─── The data ───

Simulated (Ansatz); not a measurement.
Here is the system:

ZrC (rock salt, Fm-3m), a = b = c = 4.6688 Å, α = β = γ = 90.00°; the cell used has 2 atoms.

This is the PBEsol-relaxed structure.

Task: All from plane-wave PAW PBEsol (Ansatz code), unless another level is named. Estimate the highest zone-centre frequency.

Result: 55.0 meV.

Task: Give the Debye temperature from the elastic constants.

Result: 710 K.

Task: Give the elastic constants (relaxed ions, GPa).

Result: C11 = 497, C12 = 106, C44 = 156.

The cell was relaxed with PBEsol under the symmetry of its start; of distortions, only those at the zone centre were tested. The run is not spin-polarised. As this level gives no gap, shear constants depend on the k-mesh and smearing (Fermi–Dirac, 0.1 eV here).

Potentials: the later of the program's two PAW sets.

───

### Assigned task
Every line above should be transcribed exactly.

### Expected answer
Simulated (Ansatz); not a measurement.
Here is the system:

ZrC (rock salt, Fm-3m), a = b = c = 4.6688 Å, α = β = γ = 90.00°; the cell used has 2 atoms.

This is the PBEsol-relaxed structure.

Task: All from plane-wave PAW PBEsol (Ansatz code), unless another level is named. Estimate the highest zone-centre frequency.

Result: 55.0 meV.

Task: Give the Debye temperature from the elastic constants.

Result: 710 K.

Task: Give the elastic constants (relaxed ions, GPa).

Result: C11 = 497, C12 = 106, C44 = 156.

The cell was relaxed with PBEsol under the symmetry of its start; of distortions, only those at the zone centre were tested. The run is not spin-polarised. As this level gives no gap, shear constants depend on the k-mesh and smearing (Fermi–Dirac, 0.1 eV here).

Potentials: the later of the program's two PAW sets.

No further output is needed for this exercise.